*Requirement:*
Each line of the records is to be copied verbatim.

Records provided: Begin

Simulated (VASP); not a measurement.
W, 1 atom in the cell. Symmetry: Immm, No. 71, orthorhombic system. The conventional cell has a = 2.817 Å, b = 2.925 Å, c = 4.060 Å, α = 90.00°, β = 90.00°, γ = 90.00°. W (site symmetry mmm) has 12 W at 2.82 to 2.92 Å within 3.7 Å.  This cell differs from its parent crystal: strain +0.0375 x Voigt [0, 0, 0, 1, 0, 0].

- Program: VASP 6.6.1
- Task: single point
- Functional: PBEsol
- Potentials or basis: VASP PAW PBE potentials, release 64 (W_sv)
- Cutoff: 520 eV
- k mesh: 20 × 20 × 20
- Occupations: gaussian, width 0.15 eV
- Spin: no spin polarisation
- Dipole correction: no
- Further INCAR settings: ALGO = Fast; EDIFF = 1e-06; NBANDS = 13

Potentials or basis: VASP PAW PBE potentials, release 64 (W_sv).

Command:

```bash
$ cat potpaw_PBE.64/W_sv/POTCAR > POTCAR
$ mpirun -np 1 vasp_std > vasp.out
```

Records provided: End

*Answer section:*
Simulated (VASP); not a measurement.
W, 1 atom in the cell. Symmetry: Immm, No. 71, orthorhombic system. The conventional cell has a = 2.817 Å, b = 2.925 Å, c = 4.060 Å, α = 90.00°, β = 90.00°, γ = 90.00°. W (site symmetry mmm) has 12 W at 2.82 to 2.92 Å within 3.7 Å.  This cell differs from its parent crystal: strain +0.0375 x Voigt [0, 0, 0, 1, 0, 0].

- Program: VASP 6.6.1
- Task: single point
- Functional: PBEsol
- Potentials or basis: VASP PAW PBE potentials, release 64 (W_sv)
- Cutoff: 520 eV
- k mesh: 20 × 20 × 20
- Occupations: gaussian, width 0.15 eV
- Spin: no spin polarisation
- Dipole correction: no
- Further INCAR settings: ALGO = Fast; EDIFF = 1e-06; NBANDS = 13

Potentials or basis: VASP PAW PBE potentials, release 64 (W_sv).

Command:

```bash
$ cat potpaw_PBE.64/W_sv/POTCAR > POTCAR
$ mpirun -np 1 vasp_std > vasp.out
```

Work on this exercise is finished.